ASSIGNMENT:
The lines from the start of the records through the one containing "Q: What does the script print for it?" are to be transcribed exactly, and nothing else.

DATA SECTION:
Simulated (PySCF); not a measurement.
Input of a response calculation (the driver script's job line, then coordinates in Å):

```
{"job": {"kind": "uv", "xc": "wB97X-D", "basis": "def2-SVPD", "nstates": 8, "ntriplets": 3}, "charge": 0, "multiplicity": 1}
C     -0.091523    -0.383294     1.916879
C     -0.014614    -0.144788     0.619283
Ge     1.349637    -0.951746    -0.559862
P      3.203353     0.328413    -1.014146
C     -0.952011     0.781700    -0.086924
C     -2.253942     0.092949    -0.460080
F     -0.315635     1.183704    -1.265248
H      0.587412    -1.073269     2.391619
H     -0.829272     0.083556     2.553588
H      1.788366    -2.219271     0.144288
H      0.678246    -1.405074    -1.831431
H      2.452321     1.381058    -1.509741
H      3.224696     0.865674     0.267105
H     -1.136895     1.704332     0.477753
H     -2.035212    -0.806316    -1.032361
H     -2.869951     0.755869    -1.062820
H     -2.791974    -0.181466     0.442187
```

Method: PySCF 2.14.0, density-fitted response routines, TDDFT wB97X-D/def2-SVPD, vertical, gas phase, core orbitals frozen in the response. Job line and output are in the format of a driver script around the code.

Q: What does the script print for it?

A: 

EXPECTED ANSWER:
Simulated (PySCF); not a measurement.
Input of a response calculation (the driver script's job line, then coordinates in Å):

```
{"job": {"kind": "uv", "xc": "wB97X-D", "basis": "def2-SVPD", "nstates": 8, "ntriplets": 3}, "charge": 0, "multiplicity": 1}
C     -0.091523    -0.383294     1.916879
C     -0.014614    -0.144788     0.619283
Ge     1.349637    -0.951746    -0.559862
P      3.203353     0.328413    -1.014146
C     -0.952011     0.781700    -0.086924
C     -2.253942     0.092949    -0.460080
F     -0.315635     1.183704    -1.265248
H      0.587412    -1.073269     2.391619
H     -0.829272     0.083556     2.553588
H      1.788366    -2.219271     0.144288
H      0.678246    -1.405074    -1.831431
H      2.452321     1.381058    -1.509741
H      3.224696     0.865674     0.267105
H     -1.136895     1.704332     0.477753
H     -2.035212    -0.806316    -1.032361
H     -2.869951     0.755869    -1.062820
H     -2.791974    -0.181466     0.442187
```

Method: PySCF 2.14.0, density-fitted response routines, TDDFT wB97X-D/def2-SVPD, vertical, gas phase, core orbitals frozen in the response. Job line and output are in the format of a driver script around the code.

Q: What does the script print for it?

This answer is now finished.